_Work request_
Restate the full listing precisely as written.

══════════

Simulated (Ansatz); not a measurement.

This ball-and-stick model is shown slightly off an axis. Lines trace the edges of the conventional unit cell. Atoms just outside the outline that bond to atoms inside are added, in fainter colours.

══════════

_Expected answer_
Simulated (Ansatz); not a measurement.

This ball-and-stick model is shown slightly off an axis. Lines trace the edges of the conventional unit cell. Atoms just outside the outline that bond to atoms inside are added, in fainter colours.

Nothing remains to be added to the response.